_ACTION ITEM_: Nothing should be output except the lines from the top of the material below through the line that contains "A: K+ 0.74, H3SiO4- 0.66, Ca+2", each exactly as written.

_DATASET RECORDS_:
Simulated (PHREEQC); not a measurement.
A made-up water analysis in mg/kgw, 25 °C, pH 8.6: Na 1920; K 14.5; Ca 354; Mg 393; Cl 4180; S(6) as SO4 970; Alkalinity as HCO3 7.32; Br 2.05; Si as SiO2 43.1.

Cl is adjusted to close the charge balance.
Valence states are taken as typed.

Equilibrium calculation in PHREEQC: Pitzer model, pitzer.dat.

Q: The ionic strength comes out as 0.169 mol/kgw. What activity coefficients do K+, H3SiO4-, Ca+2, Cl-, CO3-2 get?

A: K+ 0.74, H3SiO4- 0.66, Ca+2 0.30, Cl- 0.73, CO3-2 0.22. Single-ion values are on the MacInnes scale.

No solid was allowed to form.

_TASK RESPONSE_:
Simulated (PHREEQC); not a measurement.
A made-up water analysis in mg/kgw, 25 °C, pH 8.6: Na 1920; K 14.5; Ca 354; Mg 393; Cl 4180; S(6) as SO4 970; Alkalinity as HCO3 7.32; Br 2.05; Si as SiO2 43.1.

Cl is adjusted to close the charge balance.
Valence states are taken as typed.

Equilibrium calculation in PHREEQC: Pitzer model, pitzer.dat.

Q: The ionic strength comes out as 0.169 mol/kgw. What activity coefficients do K+, H3SiO4-, Ca+2, Cl-, CO3-2 get?

A: K+ 0.74, H3SiO4- 0.66, Ca+2 0.30, Cl- 0.73, CO3-2 0.22. Single-ion values are on the MacInnes scale.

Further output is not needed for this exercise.